**Given information**

◆ ◆ ◆ ◆

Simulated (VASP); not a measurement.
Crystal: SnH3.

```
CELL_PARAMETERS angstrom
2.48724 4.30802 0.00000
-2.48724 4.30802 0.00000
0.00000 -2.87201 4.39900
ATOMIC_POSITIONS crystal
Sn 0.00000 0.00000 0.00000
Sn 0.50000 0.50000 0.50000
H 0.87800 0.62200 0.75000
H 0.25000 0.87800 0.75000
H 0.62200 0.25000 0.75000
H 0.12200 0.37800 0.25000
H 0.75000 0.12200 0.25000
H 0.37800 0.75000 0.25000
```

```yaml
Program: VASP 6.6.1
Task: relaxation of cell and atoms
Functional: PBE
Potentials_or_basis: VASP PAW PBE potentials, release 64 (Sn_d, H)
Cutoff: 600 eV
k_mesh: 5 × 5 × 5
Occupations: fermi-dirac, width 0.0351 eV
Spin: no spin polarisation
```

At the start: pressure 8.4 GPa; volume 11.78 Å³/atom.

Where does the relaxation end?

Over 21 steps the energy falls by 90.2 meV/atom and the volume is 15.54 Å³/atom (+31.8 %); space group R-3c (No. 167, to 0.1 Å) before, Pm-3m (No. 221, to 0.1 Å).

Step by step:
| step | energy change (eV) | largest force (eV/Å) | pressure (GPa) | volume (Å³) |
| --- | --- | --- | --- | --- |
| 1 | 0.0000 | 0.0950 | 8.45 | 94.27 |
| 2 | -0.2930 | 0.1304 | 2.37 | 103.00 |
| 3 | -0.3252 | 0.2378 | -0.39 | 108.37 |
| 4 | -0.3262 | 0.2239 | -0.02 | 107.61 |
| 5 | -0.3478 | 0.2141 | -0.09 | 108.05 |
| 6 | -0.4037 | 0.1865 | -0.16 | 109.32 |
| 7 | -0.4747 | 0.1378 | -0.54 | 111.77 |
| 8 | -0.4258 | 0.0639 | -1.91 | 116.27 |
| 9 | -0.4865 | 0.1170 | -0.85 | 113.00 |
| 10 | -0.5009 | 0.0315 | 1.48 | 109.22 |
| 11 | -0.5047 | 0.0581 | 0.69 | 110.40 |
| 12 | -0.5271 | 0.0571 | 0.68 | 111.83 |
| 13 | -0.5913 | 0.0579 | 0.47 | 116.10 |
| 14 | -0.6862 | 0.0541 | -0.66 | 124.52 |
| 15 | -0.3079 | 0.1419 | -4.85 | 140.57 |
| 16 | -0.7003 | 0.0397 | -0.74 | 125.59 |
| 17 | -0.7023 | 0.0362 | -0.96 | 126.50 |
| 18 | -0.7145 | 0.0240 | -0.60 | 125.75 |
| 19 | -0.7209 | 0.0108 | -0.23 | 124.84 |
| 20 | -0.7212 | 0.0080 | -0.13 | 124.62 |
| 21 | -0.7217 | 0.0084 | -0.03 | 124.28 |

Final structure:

◆ ◆ ◆ ◆

**Brief**
Restate the entries above word for word, beginning with their first line and ending with the line holding "At the start: pressure"; omit everything else.

**Answer area**
Simulated (VASP); not a measurement.
Crystal: SnH3.

```
CELL_PARAMETERS angstrom
2.48724 4.30802 0.00000
-2.48724 4.30802 0.00000
0.00000 -2.87201 4.39900
ATOMIC_POSITIONS crystal
Sn 0.00000 0.00000 0.00000
Sn 0.50000 0.50000 0.50000
H 0.87800 0.62200 0.75000
H 0.25000 0.87800 0.75000
H 0.62200 0.25000 0.75000
H 0.12200 0.37800 0.25000
H 0.75000 0.12200 0.25000
H 0.37800 0.75000 0.25000
```

```yaml
Program: VASP 6.6.1
Task: relaxation of cell and atoms
Functional: PBE
Potentials_or_basis: VASP PAW PBE potentials, release 64 (Sn_d, H)
Cutoff: 600 eV
k_mesh: 5 × 5 × 5
Occupations: fermi-dirac, width 0.0351 eV
Spin: no spin polarisation
```

At the start: pressure 8.4 GPa; volume 11.78 Å³/atom.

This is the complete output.